- REQUIRED ACTION -
Output only the stretch of the listing that starts at the line containing "B3LYP has the" and ends at the line containing "0.12 | 0.13 |", reproduced exactly with both ends.

-=-=-=-=-

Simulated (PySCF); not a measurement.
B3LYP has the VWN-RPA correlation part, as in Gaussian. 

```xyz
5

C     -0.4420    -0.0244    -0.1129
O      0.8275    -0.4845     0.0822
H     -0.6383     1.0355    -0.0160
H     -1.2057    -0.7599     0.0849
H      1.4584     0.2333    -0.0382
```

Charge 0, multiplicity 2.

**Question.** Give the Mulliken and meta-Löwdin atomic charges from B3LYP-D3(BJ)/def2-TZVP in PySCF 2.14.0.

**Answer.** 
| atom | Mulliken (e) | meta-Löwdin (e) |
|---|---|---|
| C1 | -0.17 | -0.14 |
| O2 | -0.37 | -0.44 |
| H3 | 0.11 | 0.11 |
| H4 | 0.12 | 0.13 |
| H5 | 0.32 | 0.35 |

-=-=-=-=-

- EXPECTED ANSWER -
B3LYP has the VWN-RPA correlation part, as in Gaussian. 

```xyz
5

C     -0.4420    -0.0244    -0.1129
O      0.8275    -0.4845     0.0822
H     -0.6383     1.0355    -0.0160
H     -1.2057    -0.7599     0.0849
H      1.4584     0.2333    -0.0382
```

Charge 0, multiplicity 2.

**Question.** Give the Mulliken and meta-Löwdin atomic charges from B3LYP-D3(BJ)/def2-TZVP in PySCF 2.14.0.

**Answer.** 
| atom | Mulliken (e) | meta-Löwdin (e) |
|---|---|---|
| C1 | -0.17 | -0.14 |
| O2 | -0.37 | -0.44 |
| H3 | 0.11 | 0.11 |
| H4 | 0.12 | 0.13 |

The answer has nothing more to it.